**Brief:**
Repeat the data below word for word.

**Material shown:**
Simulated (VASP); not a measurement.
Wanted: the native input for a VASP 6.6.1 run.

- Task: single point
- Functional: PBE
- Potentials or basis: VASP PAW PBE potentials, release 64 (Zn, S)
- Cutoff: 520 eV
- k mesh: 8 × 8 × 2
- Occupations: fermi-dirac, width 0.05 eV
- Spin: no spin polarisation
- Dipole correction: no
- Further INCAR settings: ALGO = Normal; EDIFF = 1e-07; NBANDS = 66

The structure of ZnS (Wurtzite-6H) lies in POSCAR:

**Exercise response:**
Simulated (VASP); not a measurement.
Wanted: the native input for a VASP 6.6.1 run.

- Task: single point
- Functional: PBE
- Potentials or basis: VASP PAW PBE potentials, release 64 (Zn, S)
- Cutoff: 520 eV
- k mesh: 8 × 8 × 2
- Occupations: fermi-dirac, width 0.05 eV
- Spin: no spin polarisation
- Dipole correction: no
- Further INCAR settings: ALGO = Normal; EDIFF = 1e-07; NBANDS = 66

The structure of ZnS (Wurtzite-6H) lies in POSCAR:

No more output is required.